▶ _Action item_
Your task is to repeat the data exactly, every line of it.

▶ _Record set_
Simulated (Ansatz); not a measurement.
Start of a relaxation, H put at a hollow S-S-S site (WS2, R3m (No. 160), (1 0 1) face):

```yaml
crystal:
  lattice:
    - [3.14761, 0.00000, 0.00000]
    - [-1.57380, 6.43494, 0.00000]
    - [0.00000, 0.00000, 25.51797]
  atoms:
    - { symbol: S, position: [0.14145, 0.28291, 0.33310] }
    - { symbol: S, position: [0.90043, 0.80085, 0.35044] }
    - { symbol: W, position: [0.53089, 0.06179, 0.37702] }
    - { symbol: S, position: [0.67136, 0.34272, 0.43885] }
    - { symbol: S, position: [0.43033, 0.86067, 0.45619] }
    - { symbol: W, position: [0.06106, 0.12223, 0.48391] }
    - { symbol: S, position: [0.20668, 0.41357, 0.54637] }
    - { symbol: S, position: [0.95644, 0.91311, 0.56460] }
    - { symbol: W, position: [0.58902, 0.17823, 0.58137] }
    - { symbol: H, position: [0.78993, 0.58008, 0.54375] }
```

▶ _Task answer_
Simulated (Ansatz); not a measurement.
Start of a relaxation, H put at a hollow S-S-S site (WS2, R3m (No. 160), (1 0 1) face):

```yaml
crystal:
  lattice:
    - [3.14761, 0.00000, 0.00000]
    - [-1.57380, 6.43494, 0.00000]
    - [0.00000, 0.00000, 25.51797]
  atoms:
    - { symbol: S, position: [0.14145, 0.28291, 0.33310] }
    - { symbol: S, position: [0.90043, 0.80085, 0.35044] }
    - { symbol: W, position: [0.53089, 0.06179, 0.37702] }
    - { symbol: S, position: [0.67136, 0.34272, 0.43885] }
    - { symbol: S, position: [0.43033, 0.86067, 0.45619] }
    - { symbol: W, position: [0.06106, 0.12223, 0.48391] }
    - { symbol: S, position: [0.20668, 0.41357, 0.54637] }
    - { symbol: S, position: [0.95644, 0.91311, 0.56460] }
    - { symbol: W, position: [0.58902, 0.17823, 0.58137] }
    - { symbol: H, position: [0.78993, 0.58008, 0.54375] }
```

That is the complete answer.